**Task item**
From the very first line down to the line containing "the k mesh?", write out the material exactly as it appears, and no more.

Stored data Block Start

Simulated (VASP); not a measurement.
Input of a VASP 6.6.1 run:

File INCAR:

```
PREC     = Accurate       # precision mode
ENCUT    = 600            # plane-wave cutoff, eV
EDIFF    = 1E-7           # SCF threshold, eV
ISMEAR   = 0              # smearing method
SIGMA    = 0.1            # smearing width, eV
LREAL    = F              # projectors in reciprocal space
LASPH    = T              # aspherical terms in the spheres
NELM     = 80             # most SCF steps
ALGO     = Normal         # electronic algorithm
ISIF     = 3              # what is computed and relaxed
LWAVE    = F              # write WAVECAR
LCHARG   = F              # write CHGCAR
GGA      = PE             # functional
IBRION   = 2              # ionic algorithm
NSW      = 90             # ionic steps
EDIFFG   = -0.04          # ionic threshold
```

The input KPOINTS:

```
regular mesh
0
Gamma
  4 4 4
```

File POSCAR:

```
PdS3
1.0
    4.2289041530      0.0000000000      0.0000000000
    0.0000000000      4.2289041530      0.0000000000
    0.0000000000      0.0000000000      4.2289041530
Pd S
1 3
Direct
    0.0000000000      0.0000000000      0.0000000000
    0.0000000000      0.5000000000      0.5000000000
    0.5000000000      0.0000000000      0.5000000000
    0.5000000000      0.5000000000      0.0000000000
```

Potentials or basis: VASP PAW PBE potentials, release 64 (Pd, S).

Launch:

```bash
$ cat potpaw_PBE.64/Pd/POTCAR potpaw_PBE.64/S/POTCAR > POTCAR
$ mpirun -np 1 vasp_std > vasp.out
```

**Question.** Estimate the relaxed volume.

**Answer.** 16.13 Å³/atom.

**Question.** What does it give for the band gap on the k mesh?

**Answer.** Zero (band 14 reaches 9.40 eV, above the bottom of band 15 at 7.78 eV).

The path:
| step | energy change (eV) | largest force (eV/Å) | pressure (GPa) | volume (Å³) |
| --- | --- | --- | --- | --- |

Stored data Block End

**Response**
Simulated (VASP); not a measurement.
Input of a VASP 6.6.1 run:

File INCAR:

```
PREC     = Accurate       # precision mode
ENCUT    = 600            # plane-wave cutoff, eV
EDIFF    = 1E-7           # SCF threshold, eV
ISMEAR   = 0              # smearing method
SIGMA    = 0.1            # smearing width, eV
LREAL    = F              # projectors in reciprocal space
LASPH    = T              # aspherical terms in the spheres
NELM     = 80             # most SCF steps
ALGO     = Normal         # electronic algorithm
ISIF     = 3              # what is computed and relaxed
LWAVE    = F              # write WAVECAR
LCHARG   = F              # write CHGCAR
GGA      = PE             # functional
IBRION   = 2              # ionic algorithm
NSW      = 90             # ionic steps
EDIFFG   = -0.04          # ionic threshold
```

The input KPOINTS:

```
regular mesh
0
Gamma
  4 4 4
```

File POSCAR:

```
PdS3
1.0
    4.2289041530      0.0000000000      0.0000000000
    0.0000000000      4.2289041530      0.0000000000
    0.0000000000      0.0000000000      4.2289041530
Pd S
1 3
Direct
    0.0000000000      0.0000000000      0.0000000000
    0.0000000000      0.5000000000      0.5000000000
    0.5000000000      0.0000000000      0.5000000000
    0.5000000000      0.5000000000      0.0000000000
```

Potentials or basis: VASP PAW PBE potentials, release 64 (Pd, S).

Launch:

```bash
$ cat potpaw_PBE.64/Pd/POTCAR potpaw_PBE.64/S/POTCAR > POTCAR
$ mpirun -np 1 vasp_std > vasp.out
```

**Question.** Estimate the relaxed volume.

**Answer.** 16.13 Å³/atom.

**Question.** What does it give for the band gap on the k mesh?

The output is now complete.